Supplied information:
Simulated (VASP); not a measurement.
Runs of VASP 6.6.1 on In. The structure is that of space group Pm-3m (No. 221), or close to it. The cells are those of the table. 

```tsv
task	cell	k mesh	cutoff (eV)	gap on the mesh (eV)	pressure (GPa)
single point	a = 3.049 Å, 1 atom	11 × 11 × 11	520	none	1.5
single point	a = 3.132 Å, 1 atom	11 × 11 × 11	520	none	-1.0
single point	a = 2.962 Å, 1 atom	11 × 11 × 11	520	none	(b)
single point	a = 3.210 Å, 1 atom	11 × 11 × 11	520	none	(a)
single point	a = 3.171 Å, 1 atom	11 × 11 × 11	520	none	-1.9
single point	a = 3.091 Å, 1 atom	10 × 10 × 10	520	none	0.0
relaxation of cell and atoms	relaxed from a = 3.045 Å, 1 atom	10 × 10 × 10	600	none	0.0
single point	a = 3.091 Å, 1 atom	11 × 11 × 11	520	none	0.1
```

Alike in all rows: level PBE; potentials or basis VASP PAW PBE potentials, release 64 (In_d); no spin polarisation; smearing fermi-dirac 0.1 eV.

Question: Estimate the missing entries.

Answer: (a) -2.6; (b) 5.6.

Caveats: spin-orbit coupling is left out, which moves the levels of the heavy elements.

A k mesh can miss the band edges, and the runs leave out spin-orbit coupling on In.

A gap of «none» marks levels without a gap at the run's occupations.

Work task:
In the listing above, find the line with "Caveats: spin-orbit coupling" and the line with "A k mesh can", then reproduce both and every line between them exactly.

Written solution:
Caveats: spin-orbit coupling is left out, which moves the levels of the heavy elements.

A k mesh can miss the band edges, and the runs leave out spin-orbit coupling on In.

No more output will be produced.